Task item
Starting at the first line of the data below, repeat each line word for word up to and including the line with "Change from the".

++++++++++++++++++++

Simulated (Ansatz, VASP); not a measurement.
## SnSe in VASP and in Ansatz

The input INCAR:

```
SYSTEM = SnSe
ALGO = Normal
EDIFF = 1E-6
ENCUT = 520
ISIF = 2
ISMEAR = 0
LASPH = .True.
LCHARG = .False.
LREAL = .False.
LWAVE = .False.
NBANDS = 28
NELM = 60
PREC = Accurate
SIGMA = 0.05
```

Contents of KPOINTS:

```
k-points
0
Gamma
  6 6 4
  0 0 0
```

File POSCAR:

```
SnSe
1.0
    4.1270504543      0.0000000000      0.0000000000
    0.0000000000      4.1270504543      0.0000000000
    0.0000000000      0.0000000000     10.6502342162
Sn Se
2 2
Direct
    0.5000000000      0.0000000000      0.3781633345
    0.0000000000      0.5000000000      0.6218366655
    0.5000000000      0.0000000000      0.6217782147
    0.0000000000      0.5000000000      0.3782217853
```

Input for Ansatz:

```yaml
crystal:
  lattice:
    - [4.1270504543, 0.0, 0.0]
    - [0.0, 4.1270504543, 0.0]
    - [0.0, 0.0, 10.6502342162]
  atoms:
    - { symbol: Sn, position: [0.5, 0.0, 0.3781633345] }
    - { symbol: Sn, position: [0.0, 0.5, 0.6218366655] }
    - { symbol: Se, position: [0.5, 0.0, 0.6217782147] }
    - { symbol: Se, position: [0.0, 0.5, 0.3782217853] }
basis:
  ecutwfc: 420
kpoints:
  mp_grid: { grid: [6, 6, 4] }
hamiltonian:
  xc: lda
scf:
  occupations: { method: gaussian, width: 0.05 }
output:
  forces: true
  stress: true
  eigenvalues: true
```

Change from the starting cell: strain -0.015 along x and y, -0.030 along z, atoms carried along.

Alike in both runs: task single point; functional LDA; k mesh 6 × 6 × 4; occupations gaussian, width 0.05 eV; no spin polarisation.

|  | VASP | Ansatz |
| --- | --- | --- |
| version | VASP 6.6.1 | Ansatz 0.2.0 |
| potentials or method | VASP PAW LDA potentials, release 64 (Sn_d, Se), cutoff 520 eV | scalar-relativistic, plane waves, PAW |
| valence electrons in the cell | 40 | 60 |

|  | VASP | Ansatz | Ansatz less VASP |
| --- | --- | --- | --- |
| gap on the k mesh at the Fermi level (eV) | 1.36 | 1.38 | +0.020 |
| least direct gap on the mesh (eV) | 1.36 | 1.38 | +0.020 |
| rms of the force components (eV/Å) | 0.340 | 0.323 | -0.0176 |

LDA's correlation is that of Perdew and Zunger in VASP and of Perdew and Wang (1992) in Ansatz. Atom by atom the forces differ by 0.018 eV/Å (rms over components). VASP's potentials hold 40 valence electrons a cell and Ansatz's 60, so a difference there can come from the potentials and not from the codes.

++++++++++++++++++++

Exercise response
Simulated (Ansatz, VASP); not a measurement.
## SnSe in VASP and in Ansatz

The input INCAR:

```
SYSTEM = SnSe
ALGO = Normal
EDIFF = 1E-6
ENCUT = 520
ISIF = 2
ISMEAR = 0
LASPH = .True.
LCHARG = .False.
LREAL = .False.
LWAVE = .False.
NBANDS = 28
NELM = 60
PREC = Accurate
SIGMA = 0.05
```

Contents of KPOINTS:

```
k-points
0
Gamma
  6 6 4
  0 0 0
```

File POSCAR:

```
SnSe
1.0
    4.1270504543      0.0000000000      0.0000000000
    0.0000000000      4.1270504543      0.0000000000
    0.0000000000      0.0000000000     10.6502342162
Sn Se
2 2
Direct
    0.5000000000      0.0000000000      0.3781633345
    0.0000000000      0.5000000000      0.6218366655
    0.5000000000      0.0000000000      0.6217782147
    0.0000000000      0.5000000000      0.3782217853
```

Input for Ansatz:

```yaml
crystal:
  lattice:
    - [4.1270504543, 0.0, 0.0]
    - [0.0, 4.1270504543, 0.0]
    - [0.0, 0.0, 10.6502342162]
  atoms:
    - { symbol: Sn, position: [0.5, 0.0, 0.3781633345] }
    - { symbol: Sn, position: [0.0, 0.5, 0.6218366655] }
    - { symbol: Se, position: [0.5, 0.0, 0.6217782147] }
    - { symbol: Se, position: [0.0, 0.5, 0.3782217853] }
basis:
  ecutwfc: 420
kpoints:
  mp_grid: { grid: [6, 6, 4] }
hamiltonian:
  xc: lda
scf:
  occupations: { method: gaussian, width: 0.05 }
output:
  forces: true
  stress: true
  eigenvalues: true
```

Change from the starting cell: strain -0.015 along x and y, -0.030 along z, atoms carried along.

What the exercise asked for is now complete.